[[ Supplied records open ]]
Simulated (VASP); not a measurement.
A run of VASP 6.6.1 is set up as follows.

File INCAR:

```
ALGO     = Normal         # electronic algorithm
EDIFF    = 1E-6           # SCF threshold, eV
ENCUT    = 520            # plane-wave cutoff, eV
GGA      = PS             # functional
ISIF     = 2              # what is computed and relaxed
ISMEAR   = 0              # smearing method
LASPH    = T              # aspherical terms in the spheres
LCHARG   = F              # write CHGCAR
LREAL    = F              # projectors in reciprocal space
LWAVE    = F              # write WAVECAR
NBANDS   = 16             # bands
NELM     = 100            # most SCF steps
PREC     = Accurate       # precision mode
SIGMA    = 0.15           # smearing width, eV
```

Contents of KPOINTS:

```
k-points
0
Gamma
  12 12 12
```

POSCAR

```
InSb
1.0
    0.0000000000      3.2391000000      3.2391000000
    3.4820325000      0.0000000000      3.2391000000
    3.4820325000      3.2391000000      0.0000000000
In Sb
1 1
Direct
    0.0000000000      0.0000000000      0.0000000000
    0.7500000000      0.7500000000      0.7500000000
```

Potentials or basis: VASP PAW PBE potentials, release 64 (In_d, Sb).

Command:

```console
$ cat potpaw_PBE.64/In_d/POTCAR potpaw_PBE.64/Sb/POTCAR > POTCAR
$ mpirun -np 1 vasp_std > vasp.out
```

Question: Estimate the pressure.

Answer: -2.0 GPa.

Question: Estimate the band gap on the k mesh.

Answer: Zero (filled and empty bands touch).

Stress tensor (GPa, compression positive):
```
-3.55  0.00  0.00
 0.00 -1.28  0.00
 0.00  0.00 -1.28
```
[[ Supplied records closed ]]

▸ **Action item**
Lines from the first one above through the line containing "Answer: Zero (filled and empty bands touch)." are to be retyped exactly, both included, and nothing more.

▸ **Exercise response**
Simulated (VASP); not a measurement.
A run of VASP 6.6.1 is set up as follows.

File INCAR:

```
ALGO     = Normal         # electronic algorithm
EDIFF    = 1E-6           # SCF threshold, eV
ENCUT    = 520            # plane-wave cutoff, eV
GGA      = PS             # functional
ISIF     = 2              # what is computed and relaxed
ISMEAR   = 0              # smearing method
LASPH    = T              # aspherical terms in the spheres
LCHARG   = F              # write CHGCAR
LREAL    = F              # projectors in reciprocal space
LWAVE    = F              # write WAVECAR
NBANDS   = 16             # bands
NELM     = 100            # most SCF steps
PREC     = Accurate       # precision mode
SIGMA    = 0.15           # smearing width, eV
```

Contents of KPOINTS:

```
k-points
0
Gamma
  12 12 12
```

POSCAR

```
InSb
1.0
    0.0000000000      3.2391000000      3.2391000000
    3.4820325000      0.0000000000      3.2391000000
    3.4820325000      3.2391000000      0.0000000000
In Sb
1 1
Direct
    0.0000000000      0.0000000000      0.0000000000
    0.7500000000      0.7500000000      0.7500000000
```

Potentials or basis: VASP PAW PBE potentials, release 64 (In_d, Sb).

Command:

```console
$ cat potpaw_PBE.64/In_d/POTCAR potpaw_PBE.64/Sb/POTCAR > POTCAR
$ mpirun -np 1 vasp_std > vasp.out
```

Question: Estimate the pressure.

Answer: -2.0 GPa.

Question: Estimate the band gap on the k mesh.

Answer: Zero (filled and empty bands touch).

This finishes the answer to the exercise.